[[ Material provided, beginning ]]

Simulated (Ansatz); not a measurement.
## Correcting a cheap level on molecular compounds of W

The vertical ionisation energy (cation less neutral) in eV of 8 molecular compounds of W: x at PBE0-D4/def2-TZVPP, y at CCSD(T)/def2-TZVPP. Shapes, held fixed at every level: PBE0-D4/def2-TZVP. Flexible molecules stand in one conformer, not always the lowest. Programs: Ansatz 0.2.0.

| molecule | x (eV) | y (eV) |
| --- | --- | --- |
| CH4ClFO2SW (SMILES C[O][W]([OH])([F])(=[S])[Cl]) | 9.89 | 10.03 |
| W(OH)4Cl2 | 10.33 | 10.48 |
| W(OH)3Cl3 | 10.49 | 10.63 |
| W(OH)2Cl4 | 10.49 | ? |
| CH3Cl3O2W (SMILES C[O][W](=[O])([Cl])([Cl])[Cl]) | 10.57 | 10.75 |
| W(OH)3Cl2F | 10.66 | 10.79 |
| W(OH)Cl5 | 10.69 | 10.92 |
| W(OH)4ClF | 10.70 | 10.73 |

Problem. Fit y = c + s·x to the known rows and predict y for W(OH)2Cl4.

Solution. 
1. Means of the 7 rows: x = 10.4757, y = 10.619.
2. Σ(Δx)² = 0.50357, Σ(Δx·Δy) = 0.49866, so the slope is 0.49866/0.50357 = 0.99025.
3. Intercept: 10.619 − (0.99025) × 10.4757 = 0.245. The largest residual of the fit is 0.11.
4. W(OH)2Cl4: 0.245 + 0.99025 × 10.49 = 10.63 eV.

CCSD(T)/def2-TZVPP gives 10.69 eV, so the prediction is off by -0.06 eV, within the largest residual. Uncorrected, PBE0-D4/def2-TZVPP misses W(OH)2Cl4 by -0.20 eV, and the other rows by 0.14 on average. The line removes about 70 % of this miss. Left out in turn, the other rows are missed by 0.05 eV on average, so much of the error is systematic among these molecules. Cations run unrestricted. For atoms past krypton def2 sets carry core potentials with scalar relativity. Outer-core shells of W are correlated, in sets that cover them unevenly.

[[ Material provided, end ]]

■ Task item ■
The lines to return begin at the first line of the records and end at the line holding "10.49 | 10.63 |"; please return them exactly, including both, and nothing beyond.

■ Exercise answer ■
Simulated (Ansatz); not a measurement.
## Correcting a cheap level on molecular compounds of W

The vertical ionisation energy (cation less neutral) in eV of 8 molecular compounds of W: x at PBE0-D4/def2-TZVPP, y at CCSD(T)/def2-TZVPP. Shapes, held fixed at every level: PBE0-D4/def2-TZVP. Flexible molecules stand in one conformer, not always the lowest. Programs: Ansatz 0.2.0.

| molecule | x (eV) | y (eV) |
| --- | --- | --- |
| CH4ClFO2SW (SMILES C[O][W]([OH])([F])(=[S])[Cl]) | 9.89 | 10.03 |
| W(OH)4Cl2 | 10.33 | 10.48 |
| W(OH)3Cl3 | 10.49 | 10.63 |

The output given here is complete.